§ Requirement: A word-for-word copy of the whole listing is the required answer.

§ Records supplied:
● ● ● ● ●

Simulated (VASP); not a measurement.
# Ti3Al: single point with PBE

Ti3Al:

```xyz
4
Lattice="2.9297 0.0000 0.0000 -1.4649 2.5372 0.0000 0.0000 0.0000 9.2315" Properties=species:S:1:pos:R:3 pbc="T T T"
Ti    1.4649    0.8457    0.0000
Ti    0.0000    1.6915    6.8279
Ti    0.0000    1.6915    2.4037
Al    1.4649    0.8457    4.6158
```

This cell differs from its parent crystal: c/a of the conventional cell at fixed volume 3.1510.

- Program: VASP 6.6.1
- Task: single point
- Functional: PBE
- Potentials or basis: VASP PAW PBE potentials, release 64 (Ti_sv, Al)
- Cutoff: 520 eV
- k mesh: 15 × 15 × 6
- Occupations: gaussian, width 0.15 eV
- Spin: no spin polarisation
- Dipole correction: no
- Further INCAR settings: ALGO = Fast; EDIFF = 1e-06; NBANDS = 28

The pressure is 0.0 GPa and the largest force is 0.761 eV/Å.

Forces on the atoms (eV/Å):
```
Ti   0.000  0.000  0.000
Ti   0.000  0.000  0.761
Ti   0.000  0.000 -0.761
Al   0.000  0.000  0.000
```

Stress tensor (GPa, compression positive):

● ● ● ● ●

§ Worked solution:
Simulated (VASP); not a measurement.
# Ti3Al: single point with PBE

Ti3Al:

```xyz
4
Lattice="2.9297 0.0000 0.0000 -1.4649 2.5372 0.0000 0.0000 0.0000 9.2315" Properties=species:S:1:pos:R:3 pbc="T T T"
Ti    1.4649    0.8457    0.0000
Ti    0.0000    1.6915    6.8279
Ti    0.0000    1.6915    2.4037
Al    1.4649    0.8457    4.6158
```

This cell differs from its parent crystal: c/a of the conventional cell at fixed volume 3.1510.

- Program: VASP 6.6.1
- Task: single point
- Functional: PBE
- Potentials or basis: VASP PAW PBE potentials, release 64 (Ti_sv, Al)
- Cutoff: 520 eV
- k mesh: 15 × 15 × 6
- Occupations: gaussian, width 0.15 eV
- Spin: no spin polarisation
- Dipole correction: no
- Further INCAR settings: ALGO = Fast; EDIFF = 1e-06; NBANDS = 28

The pressure is 0.0 GPa and the largest force is 0.761 eV/Å.

Forces on the atoms (eV/Å):
```
Ti   0.000  0.000  0.000
Ti   0.000  0.000  0.761
Ti   0.000  0.000 -0.761
Al   0.000  0.000  0.000
```

Stress tensor (GPa, compression positive):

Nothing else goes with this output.